▶ _GIVEN ENTRIES_
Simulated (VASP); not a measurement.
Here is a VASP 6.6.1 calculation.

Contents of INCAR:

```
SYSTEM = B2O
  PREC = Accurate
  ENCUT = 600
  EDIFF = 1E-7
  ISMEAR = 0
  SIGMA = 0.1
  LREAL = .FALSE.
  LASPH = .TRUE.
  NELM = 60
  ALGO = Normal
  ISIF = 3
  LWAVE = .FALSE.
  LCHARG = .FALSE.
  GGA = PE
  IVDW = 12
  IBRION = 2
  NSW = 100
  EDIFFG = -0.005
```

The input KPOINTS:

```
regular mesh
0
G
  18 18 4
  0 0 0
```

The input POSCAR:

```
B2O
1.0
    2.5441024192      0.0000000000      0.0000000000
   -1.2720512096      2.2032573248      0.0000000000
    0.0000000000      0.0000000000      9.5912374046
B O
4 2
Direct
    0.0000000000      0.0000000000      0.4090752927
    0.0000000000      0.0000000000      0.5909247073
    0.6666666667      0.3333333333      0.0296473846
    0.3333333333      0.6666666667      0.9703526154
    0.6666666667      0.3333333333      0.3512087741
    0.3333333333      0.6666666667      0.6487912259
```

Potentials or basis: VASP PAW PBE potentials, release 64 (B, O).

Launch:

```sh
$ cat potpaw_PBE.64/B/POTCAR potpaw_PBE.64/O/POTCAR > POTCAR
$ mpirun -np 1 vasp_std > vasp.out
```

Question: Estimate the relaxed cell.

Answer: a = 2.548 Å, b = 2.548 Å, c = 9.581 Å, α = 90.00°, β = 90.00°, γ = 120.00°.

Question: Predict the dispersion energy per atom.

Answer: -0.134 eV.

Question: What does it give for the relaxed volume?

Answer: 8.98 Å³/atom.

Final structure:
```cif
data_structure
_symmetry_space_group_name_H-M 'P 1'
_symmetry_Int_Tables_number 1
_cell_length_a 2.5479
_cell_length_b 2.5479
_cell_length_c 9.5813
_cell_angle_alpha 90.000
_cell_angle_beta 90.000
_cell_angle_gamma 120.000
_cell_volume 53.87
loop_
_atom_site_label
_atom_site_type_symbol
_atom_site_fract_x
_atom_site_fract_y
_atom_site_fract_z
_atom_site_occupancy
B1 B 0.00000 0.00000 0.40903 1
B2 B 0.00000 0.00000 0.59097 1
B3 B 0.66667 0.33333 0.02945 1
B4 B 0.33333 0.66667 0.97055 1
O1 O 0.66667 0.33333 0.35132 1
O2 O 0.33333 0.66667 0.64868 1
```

▶ _EXERCISE_
Looking at the material above, please copy exactly every line from its first line through the line containing "Answer: -0.134 eV.", with both ends included and nothing else.

▶ _EXERCISE OUTPUT_
Simulated (VASP); not a measurement.
Here is a VASP 6.6.1 calculation.

Contents of INCAR:

```
SYSTEM = B2O
  PREC = Accurate
  ENCUT = 600
  EDIFF = 1E-7
  ISMEAR = 0
  SIGMA = 0.1
  LREAL = .FALSE.
  LASPH = .TRUE.
  NELM = 60
  ALGO = Normal
  ISIF = 3
  LWAVE = .FALSE.
  LCHARG = .FALSE.
  GGA = PE
  IVDW = 12
  IBRION = 2
  NSW = 100
  EDIFFG = -0.005
```

The input KPOINTS:

```
regular mesh
0
G
  18 18 4
  0 0 0
```

The input POSCAR:

```
B2O
1.0
    2.5441024192      0.0000000000      0.0000000000
   -1.2720512096      2.2032573248      0.0000000000
    0.0000000000      0.0000000000      9.5912374046
B O
4 2
Direct
    0.0000000000      0.0000000000      0.4090752927
    0.0000000000      0.0000000000      0.5909247073
    0.6666666667      0.3333333333      0.0296473846
    0.3333333333      0.6666666667      0.9703526154
    0.6666666667      0.3333333333      0.3512087741
    0.3333333333      0.6666666667      0.6487912259
```

Potentials or basis: VASP PAW PBE potentials, release 64 (B, O).

Launch:

```sh
$ cat potpaw_PBE.64/B/POTCAR potpaw_PBE.64/O/POTCAR > POTCAR
$ mpirun -np 1 vasp_std > vasp.out
```

Question: Estimate the relaxed cell.

Answer: a = 2.548 Å, b = 2.548 Å, c = 9.581 Å, α = 90.00°, β = 90.00°, γ = 120.00°.

Question: Predict the dispersion energy per atom.

Answer: -0.134 eV.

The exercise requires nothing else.